:: WORK TASK ::
Word for word, repeat each record that follows.

_ _ _

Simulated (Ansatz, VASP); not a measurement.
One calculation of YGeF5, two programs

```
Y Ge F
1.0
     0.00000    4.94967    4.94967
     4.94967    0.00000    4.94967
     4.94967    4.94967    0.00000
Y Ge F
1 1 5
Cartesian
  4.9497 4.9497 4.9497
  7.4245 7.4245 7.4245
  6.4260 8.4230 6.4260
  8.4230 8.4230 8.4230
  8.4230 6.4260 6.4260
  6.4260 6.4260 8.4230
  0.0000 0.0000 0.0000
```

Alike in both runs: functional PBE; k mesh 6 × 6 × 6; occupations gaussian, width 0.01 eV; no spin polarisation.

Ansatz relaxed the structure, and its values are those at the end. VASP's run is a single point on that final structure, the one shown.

_ _ _

:: TASK RESPONSE ::
Simulated (Ansatz, VASP); not a measurement.
One calculation of YGeF5, two programs

```
Y Ge F
1.0
     0.00000    4.94967    4.94967
     4.94967    0.00000    4.94967
     4.94967    4.94967    0.00000
Y Ge F
1 1 5
Cartesian
  4.9497 4.9497 4.9497
  7.4245 7.4245 7.4245
  6.4260 8.4230 6.4260
  8.4230 8.4230 8.4230
  8.4230 6.4260 6.4260
  6.4260 6.4260 8.4230
  0.0000 0.0000 0.0000
```

Alike in both runs: functional PBE; k mesh 6 × 6 × 6; occupations gaussian, width 0.01 eV; no spin polarisation.

Ansatz relaxed the structure, and its values are those at the end. VASP's run is a single point on that final structure, the one shown.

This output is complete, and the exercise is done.